=== REQUIREMENT ===
Exactly the lines from the top of the records below through the one containing "Problem. Estimate the wall time of this run." must be set down, with no line added or dropped.

=== ENTRIES PROVIDED ===

════════════════

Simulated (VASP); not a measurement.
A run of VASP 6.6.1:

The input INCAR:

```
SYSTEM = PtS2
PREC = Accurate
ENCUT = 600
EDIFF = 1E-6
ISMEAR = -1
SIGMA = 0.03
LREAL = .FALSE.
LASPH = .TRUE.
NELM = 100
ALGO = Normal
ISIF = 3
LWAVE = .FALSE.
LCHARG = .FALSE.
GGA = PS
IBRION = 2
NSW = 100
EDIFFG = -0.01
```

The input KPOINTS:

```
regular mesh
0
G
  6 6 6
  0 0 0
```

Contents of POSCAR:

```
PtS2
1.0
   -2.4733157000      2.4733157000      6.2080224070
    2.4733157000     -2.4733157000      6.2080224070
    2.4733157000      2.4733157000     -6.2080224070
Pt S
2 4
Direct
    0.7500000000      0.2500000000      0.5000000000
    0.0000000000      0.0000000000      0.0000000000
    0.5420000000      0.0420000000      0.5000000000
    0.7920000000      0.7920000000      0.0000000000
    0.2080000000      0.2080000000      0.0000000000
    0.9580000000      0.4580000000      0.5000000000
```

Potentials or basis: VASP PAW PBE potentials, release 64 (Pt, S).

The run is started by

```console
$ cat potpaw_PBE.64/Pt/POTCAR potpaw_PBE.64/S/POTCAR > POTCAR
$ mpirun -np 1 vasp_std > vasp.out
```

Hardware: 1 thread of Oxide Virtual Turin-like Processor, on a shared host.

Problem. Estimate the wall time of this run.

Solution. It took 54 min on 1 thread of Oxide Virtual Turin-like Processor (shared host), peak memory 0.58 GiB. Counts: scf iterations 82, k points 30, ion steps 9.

════════════════

=== RESULT ===
Simulated (VASP); not a measurement.
A run of VASP 6.6.1:

The input INCAR:

```
SYSTEM = PtS2
PREC = Accurate
ENCUT = 600
EDIFF = 1E-6
ISMEAR = -1
SIGMA = 0.03
LREAL = .FALSE.
LASPH = .TRUE.
NELM = 100
ALGO = Normal
ISIF = 3
LWAVE = .FALSE.
LCHARG = .FALSE.
GGA = PS
IBRION = 2
NSW = 100
EDIFFG = -0.01
```

The input KPOINTS:

```
regular mesh
0
G
  6 6 6
  0 0 0
```

Contents of POSCAR:

```
PtS2
1.0
   -2.4733157000      2.4733157000      6.2080224070
    2.4733157000     -2.4733157000      6.2080224070
    2.4733157000      2.4733157000     -6.2080224070
Pt S
2 4
Direct
    0.7500000000      0.2500000000      0.5000000000
    0.0000000000      0.0000000000      0.0000000000
    0.5420000000      0.0420000000      0.5000000000
    0.7920000000      0.7920000000      0.0000000000
    0.2080000000      0.2080000000      0.0000000000
    0.9580000000      0.4580000000      0.5000000000
```

Potentials or basis: VASP PAW PBE potentials, release 64 (Pt, S).

The run is started by

```console
$ cat potpaw_PBE.64/Pt/POTCAR potpaw_PBE.64/S/POTCAR > POTCAR
$ mpirun -np 1 vasp_std > vasp.out
```

Hardware: 1 thread of Oxide Virtual Turin-like Processor, on a shared host.

Problem. Estimate the wall time of this run.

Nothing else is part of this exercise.